_Action item:_ The data below holds a line containing "- Peak field" and a line containing "- Capacitance at"; please quote exactly those two lines and every line between them, and nothing else.

+===+
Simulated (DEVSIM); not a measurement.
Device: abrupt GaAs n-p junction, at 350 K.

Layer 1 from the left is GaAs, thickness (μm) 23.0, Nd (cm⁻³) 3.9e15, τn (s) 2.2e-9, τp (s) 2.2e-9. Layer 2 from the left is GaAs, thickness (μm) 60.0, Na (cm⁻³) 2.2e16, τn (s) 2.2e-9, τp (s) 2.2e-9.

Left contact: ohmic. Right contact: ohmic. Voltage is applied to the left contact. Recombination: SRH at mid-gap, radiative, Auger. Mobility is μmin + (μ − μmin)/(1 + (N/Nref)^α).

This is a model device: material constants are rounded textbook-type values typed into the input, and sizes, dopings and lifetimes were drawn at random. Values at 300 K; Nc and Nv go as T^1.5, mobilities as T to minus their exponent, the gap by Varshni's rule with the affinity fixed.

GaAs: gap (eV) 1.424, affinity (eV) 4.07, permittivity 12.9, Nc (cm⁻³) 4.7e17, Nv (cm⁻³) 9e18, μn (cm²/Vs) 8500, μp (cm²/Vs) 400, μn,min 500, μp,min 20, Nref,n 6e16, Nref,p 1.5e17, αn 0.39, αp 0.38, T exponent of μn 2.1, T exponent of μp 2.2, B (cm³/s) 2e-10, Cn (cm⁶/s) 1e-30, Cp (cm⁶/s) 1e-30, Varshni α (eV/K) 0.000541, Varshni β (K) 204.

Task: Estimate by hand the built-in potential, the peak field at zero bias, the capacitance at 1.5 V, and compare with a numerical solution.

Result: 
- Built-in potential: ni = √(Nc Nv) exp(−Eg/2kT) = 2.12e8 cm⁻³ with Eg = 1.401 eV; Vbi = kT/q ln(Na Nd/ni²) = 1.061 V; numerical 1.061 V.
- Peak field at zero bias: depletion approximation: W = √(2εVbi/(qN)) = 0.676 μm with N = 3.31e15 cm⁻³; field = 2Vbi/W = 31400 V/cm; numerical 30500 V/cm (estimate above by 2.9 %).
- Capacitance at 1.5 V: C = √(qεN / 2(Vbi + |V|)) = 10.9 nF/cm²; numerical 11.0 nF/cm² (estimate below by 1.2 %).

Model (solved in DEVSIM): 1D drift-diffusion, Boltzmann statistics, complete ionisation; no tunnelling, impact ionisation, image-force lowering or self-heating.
+===+

_Response area:_
- Peak field at zero bias: depletion approximation: W = √(2εVbi/(qN)) = 0.676 μm with N = 3.31e15 cm⁻³; field = 2Vbi/W = 31400 V/cm; numerical 30500 V/cm (estimate above by 2.9 %).
- Capacitance at 1.5 V: C = √(qεN / 2(Vbi + |V|)) = 10.9 nF/cm²; numerical 11.0 nF/cm² (estimate below by 1.2 %).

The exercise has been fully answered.